WORK REQUEST: Nothing in the records may be altered; repeat them exactly.

▬▬▬▬▬▬

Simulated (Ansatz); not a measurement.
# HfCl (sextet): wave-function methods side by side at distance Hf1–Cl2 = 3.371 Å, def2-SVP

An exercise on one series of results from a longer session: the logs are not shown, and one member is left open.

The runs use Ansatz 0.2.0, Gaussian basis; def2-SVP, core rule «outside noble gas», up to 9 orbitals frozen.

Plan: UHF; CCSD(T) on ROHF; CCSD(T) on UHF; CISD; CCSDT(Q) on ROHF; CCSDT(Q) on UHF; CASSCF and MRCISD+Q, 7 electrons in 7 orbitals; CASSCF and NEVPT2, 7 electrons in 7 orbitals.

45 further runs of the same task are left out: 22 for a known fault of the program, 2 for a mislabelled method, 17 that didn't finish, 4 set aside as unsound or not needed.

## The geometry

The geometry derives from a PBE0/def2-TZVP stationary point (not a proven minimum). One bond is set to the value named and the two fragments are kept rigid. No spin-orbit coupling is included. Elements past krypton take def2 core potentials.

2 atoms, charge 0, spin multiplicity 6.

▬▬▬▬▬▬

ANSWER SECTION:
Simulated (Ansatz); not a measurement.
# HfCl (sextet): wave-function methods side by side at distance Hf1–Cl2 = 3.371 Å, def2-SVP

An exercise on one series of results from a longer session: the logs are not shown, and one member is left open.

The runs use Ansatz 0.2.0, Gaussian basis; def2-SVP, core rule «outside noble gas», up to 9 orbitals frozen.

Plan: UHF; CCSD(T) on ROHF; CCSD(T) on UHF; CISD; CCSDT(Q) on ROHF; CCSDT(Q) on UHF; CASSCF and MRCISD+Q, 7 electrons in 7 orbitals; CASSCF and NEVPT2, 7 electrons in 7 orbitals.

45 further runs of the same task are left out: 22 for a known fault of the program, 2 for a mislabelled method, 17 that didn't finish, 4 set aside as unsound or not needed.

## The geometry

The geometry derives from a PBE0/def2-TZVP stationary point (not a proven minimum). One bond is set to the value named and the two fragments are kept rigid. No spin-orbit coupling is included. Elements past krypton take def2 core potentials.

2 atoms, charge 0, spin multiplicity 6.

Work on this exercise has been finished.